### Work task
Please give the listing underneath again, exactly as shown.

++++

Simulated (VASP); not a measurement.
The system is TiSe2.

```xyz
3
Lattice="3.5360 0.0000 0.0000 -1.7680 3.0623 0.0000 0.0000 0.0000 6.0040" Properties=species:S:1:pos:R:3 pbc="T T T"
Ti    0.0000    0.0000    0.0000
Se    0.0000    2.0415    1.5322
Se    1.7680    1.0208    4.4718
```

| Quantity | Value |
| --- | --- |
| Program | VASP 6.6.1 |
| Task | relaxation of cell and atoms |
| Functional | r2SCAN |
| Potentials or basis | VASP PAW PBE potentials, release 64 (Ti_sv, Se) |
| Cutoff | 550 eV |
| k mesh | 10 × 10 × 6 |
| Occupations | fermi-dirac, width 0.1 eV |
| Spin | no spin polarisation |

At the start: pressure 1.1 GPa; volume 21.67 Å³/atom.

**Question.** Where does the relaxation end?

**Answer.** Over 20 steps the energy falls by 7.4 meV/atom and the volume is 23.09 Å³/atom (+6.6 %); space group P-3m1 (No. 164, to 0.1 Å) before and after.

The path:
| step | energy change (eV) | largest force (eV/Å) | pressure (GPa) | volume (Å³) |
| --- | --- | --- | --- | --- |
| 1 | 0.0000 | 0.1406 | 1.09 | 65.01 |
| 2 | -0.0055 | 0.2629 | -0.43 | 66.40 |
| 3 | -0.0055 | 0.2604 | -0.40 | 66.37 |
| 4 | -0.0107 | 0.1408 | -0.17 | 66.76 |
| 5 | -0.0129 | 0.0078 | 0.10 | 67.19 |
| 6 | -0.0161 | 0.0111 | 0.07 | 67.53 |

++++

### Answer box
Simulated (VASP); not a measurement.
The system is TiSe2.

```xyz
3
Lattice="3.5360 0.0000 0.0000 -1.7680 3.0623 0.0000 0.0000 0.0000 6.0040" Properties=species:S:1:pos:R:3 pbc="T T T"
Ti    0.0000    0.0000    0.0000
Se    0.0000    2.0415    1.5322
Se    1.7680    1.0208    4.4718
```

| Quantity | Value |
| --- | --- |
| Program | VASP 6.6.1 |
| Task | relaxation of cell and atoms |
| Functional | r2SCAN |
| Potentials or basis | VASP PAW PBE potentials, release 64 (Ti_sv, Se) |
| Cutoff | 550 eV |
| k mesh | 10 × 10 × 6 |
| Occupations | fermi-dirac, width 0.1 eV |
| Spin | no spin polarisation |

At the start: pressure 1.1 GPa; volume 21.67 Å³/atom.

**Question.** Where does the relaxation end?

**Answer.** Over 20 steps the energy falls by 7.4 meV/atom and the volume is 23.09 Å³/atom (+6.6 %); space group P-3m1 (No. 164, to 0.1 Å) before and after.

The path:
| step | energy change (eV) | largest force (eV/Å) | pressure (GPa) | volume (Å³) |
| --- | --- | --- | --- | --- |
| 1 | 0.0000 | 0.1406 | 1.09 | 65.01 |
| 2 | -0.0055 | 0.2629 | -0.43 | 66.40 |
| 3 | -0.0055 | 0.2604 | -0.40 | 66.37 |
| 4 | -0.0107 | 0.1408 | -0.17 | 66.76 |
| 5 | -0.0129 | 0.0078 | 0.10 | 67.19 |
| 6 | -0.0161 | 0.0111 | 0.07 | 67.53 |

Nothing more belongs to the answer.